> SUPPLIED INFORMATION:
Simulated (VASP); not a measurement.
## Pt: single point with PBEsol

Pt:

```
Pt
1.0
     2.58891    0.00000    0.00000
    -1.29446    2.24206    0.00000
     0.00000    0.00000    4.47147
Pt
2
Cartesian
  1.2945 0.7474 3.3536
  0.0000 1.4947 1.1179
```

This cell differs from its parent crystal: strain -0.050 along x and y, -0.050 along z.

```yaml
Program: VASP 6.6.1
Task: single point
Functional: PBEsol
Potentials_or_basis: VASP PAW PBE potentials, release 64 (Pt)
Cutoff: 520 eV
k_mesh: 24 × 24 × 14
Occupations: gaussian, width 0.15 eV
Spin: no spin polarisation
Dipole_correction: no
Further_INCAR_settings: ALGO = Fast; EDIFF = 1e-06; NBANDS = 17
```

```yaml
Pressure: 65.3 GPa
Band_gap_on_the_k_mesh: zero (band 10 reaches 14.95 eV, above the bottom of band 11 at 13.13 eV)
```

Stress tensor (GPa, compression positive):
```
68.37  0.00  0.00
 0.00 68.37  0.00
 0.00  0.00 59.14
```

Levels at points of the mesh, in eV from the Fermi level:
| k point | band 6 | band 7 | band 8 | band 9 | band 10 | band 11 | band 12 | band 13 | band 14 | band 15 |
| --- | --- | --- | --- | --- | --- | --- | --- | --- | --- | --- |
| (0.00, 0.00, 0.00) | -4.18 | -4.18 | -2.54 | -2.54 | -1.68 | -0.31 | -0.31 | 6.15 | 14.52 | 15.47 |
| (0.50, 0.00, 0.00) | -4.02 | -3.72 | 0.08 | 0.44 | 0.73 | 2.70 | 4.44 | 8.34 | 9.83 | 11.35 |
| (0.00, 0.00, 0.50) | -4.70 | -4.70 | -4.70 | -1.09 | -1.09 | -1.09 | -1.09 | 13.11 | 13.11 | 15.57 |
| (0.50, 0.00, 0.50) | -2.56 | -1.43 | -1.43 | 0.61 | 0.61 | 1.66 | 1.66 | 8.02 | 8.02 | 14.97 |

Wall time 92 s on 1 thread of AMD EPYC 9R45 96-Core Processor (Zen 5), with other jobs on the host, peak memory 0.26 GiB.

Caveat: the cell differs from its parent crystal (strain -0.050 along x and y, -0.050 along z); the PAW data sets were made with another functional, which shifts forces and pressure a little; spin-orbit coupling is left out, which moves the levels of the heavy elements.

> EXERCISE: Send back an exact copy of only the lines from the line with "Levels at points" up to and including the line with "9.83 | 11.35 |" in the data above.

> TASK OUTPUT:
Levels at points of the mesh, in eV from the Fermi level:
| k point | band 6 | band 7 | band 8 | band 9 | band 10 | band 11 | band 12 | band 13 | band 14 | band 15 |
| --- | --- | --- | --- | --- | --- | --- | --- | --- | --- | --- |
| (0.00, 0.00, 0.00) | -4.18 | -4.18 | -2.54 | -2.54 | -1.68 | -0.31 | -0.31 | 6.15 | 14.52 | 15.47 |
| (0.50, 0.00, 0.00) | -4.02 | -3.72 | 0.08 | 0.44 | 0.73 | 2.70 | 4.44 | 8.34 | 9.83 | 11.35 |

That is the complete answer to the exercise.